DATA SUPPLIED Start Marker
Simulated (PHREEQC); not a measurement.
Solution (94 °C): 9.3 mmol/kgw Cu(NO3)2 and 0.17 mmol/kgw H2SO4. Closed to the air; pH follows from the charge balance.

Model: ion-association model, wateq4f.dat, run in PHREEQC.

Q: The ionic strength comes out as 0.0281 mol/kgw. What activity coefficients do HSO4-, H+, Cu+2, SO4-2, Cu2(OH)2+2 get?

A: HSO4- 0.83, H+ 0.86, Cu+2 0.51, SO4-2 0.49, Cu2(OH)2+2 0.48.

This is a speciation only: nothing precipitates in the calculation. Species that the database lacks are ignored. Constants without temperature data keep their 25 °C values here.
DATA SUPPLIED End Marker

WORK ORDER
Working from the material above, restate word for word the lines between the line with "Model: ion-association model, wateq4f.dat, run" and the line with "A: HSO4- 0.83, H+", both included, and only those.

TASK RESPONSE
Model: ion-association model, wateq4f.dat, run in PHREEQC.

Q: The ionic strength comes out as 0.0281 mol/kgw. What activity coefficients do HSO4-, H+, Cu+2, SO4-2, Cu2(OH)2+2 get?

A: HSO4- 0.83, H+ 0.86, Cu+2 0.51, SO4-2 0.49, Cu2(OH)2+2 0.48.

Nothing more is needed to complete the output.